REQUIRED ACTION
Please keep to the lines below from the one with "PBE (eV/Å) |" through the one with "Å: -1.096 eV/Å.", and restate them word for word, ends included.

DATA SUPPLIED
§ §
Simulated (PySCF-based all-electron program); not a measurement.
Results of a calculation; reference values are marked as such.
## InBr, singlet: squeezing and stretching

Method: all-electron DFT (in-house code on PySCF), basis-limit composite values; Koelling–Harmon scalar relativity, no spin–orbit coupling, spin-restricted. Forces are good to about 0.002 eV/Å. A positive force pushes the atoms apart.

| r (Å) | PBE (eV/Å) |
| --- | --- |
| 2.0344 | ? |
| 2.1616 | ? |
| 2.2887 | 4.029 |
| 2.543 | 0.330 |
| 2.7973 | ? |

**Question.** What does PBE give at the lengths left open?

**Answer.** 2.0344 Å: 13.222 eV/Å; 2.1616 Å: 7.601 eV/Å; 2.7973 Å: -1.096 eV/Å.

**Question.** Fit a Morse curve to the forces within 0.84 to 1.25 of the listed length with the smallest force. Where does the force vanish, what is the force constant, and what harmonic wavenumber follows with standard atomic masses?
§ §

TASK RESULT
| r (Å) | PBE (eV/Å) |
| --- | --- |
| 2.0344 | ? |
| 2.1616 | ? |
| 2.2887 | 4.029 |
| 2.543 | 0.330 |
| 2.7973 | ? |

**Question.** What does PBE give at the lengths left open?

**Answer.** 2.0344 Å: 13.222 eV/Å; 2.1616 Å: 7.601 eV/Å; 2.7973 Å: -1.096 eV/Å.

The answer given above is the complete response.